* Work instruction *
Among the lines below, restate word for word only those from the line with "RPA total energy" through the line with "B0 = 171 GPa.", with both end lines kept.

--- START ---

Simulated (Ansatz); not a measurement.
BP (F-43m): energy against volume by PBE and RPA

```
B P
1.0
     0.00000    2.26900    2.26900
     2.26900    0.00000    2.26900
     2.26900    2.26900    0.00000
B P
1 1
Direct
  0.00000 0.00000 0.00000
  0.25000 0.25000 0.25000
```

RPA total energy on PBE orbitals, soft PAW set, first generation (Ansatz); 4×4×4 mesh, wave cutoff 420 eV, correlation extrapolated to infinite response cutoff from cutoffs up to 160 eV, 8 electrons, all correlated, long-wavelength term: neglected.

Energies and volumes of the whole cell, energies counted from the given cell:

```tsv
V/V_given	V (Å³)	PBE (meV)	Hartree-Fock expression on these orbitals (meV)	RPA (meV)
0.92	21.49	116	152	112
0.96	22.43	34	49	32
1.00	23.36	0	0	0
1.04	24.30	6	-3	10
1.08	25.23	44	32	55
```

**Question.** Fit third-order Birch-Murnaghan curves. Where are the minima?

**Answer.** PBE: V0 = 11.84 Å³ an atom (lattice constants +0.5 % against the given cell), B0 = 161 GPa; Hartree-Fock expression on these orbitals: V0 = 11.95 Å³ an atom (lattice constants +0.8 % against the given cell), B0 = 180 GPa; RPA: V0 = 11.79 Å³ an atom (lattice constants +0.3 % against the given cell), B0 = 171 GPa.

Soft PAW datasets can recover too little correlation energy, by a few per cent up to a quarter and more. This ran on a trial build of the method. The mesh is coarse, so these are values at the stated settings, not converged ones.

--- END ---

* Answer section *
RPA total energy on PBE orbitals, soft PAW set, first generation (Ansatz); 4×4×4 mesh, wave cutoff 420 eV, correlation extrapolated to infinite response cutoff from cutoffs up to 160 eV, 8 electrons, all correlated, long-wavelength term: neglected.

Energies and volumes of the whole cell, energies counted from the given cell:

```tsv
V/V_given	V (Å³)	PBE (meV)	Hartree-Fock expression on these orbitals (meV)	RPA (meV)
0.92	21.49	116	152	112
0.96	22.43	34	49	32
1.00	23.36	0	0	0
1.04	24.30	6	-3	10
1.08	25.23	44	32	55
```

**Question.** Fit third-order Birch-Murnaghan curves. Where are the minima?

**Answer.** PBE: V0 = 11.84 Å³ an atom (lattice constants +0.5 % against the given cell), B0 = 161 GPa; Hartree-Fock expression on these orbitals: V0 = 11.95 Å³ an atom (lattice constants +0.8 % against the given cell), B0 = 180 GPa; RPA: V0 = 11.79 Å³ an atom (lattice constants +0.3 % against the given cell), B0 = 171 GPa.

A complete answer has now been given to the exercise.